*ASSIGNMENT*
Exact reproduction is required for all entries.

*RAW DATA*
Start of Block

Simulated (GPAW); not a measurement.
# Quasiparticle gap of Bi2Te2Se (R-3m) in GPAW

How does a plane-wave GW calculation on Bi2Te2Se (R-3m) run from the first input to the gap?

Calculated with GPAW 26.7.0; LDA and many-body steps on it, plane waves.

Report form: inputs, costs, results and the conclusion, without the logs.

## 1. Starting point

End of Block

*PROBLEM SOLUTION*
Simulated (GPAW); not a measurement.
# Quasiparticle gap of Bi2Te2Se (R-3m) in GPAW

How does a plane-wave GW calculation on Bi2Te2Se (R-3m) run from the first input to the gap?

Calculated with GPAW 26.7.0; LDA and many-body steps on it, plane waves.

Report form: inputs, costs, results and the conclusion, without the logs.

## 1. Starting point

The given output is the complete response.